** Information supplied **
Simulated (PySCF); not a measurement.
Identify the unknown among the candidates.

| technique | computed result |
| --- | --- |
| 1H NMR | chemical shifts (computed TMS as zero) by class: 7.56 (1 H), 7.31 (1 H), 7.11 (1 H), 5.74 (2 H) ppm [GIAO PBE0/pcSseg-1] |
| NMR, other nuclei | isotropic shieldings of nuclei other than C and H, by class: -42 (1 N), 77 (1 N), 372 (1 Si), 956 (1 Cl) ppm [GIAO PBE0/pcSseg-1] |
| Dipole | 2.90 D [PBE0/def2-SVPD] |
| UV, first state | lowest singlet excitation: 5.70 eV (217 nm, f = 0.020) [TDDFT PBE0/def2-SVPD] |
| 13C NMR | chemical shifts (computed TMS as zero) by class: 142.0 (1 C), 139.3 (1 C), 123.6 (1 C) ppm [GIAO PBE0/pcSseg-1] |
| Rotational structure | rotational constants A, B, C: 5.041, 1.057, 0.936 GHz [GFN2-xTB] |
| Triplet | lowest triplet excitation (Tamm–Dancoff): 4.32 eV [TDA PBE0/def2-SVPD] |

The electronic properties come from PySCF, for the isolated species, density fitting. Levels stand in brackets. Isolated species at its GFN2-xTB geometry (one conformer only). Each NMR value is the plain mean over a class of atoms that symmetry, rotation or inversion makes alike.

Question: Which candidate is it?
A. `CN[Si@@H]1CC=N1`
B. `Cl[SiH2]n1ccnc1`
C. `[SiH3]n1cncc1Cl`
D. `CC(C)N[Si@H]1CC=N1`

** Requirement **
The first line of the entries above and every line after it, up to and including the line with "C) ppm [GIAO PBE0/pcSseg-1] |", should be set down exactly.

** Answer area **
Simulated (PySCF); not a measurement.
Identify the unknown among the candidates.

| technique | computed result |
| --- | --- |
| 1H NMR | chemical shifts (computed TMS as zero) by class: 7.56 (1 H), 7.31 (1 H), 7.11 (1 H), 5.74 (2 H) ppm [GIAO PBE0/pcSseg-1] |
| NMR, other nuclei | isotropic shieldings of nuclei other than C and H, by class: -42 (1 N), 77 (1 N), 372 (1 Si), 956 (1 Cl) ppm [GIAO PBE0/pcSseg-1] |
| Dipole | 2.90 D [PBE0/def2-SVPD] |
| UV, first state | lowest singlet excitation: 5.70 eV (217 nm, f = 0.020) [TDDFT PBE0/def2-SVPD] |
| 13C NMR | chemical shifts (computed TMS as zero) by class: 142.0 (1 C), 139.3 (1 C), 123.6 (1 C) ppm [GIAO PBE0/pcSseg-1] |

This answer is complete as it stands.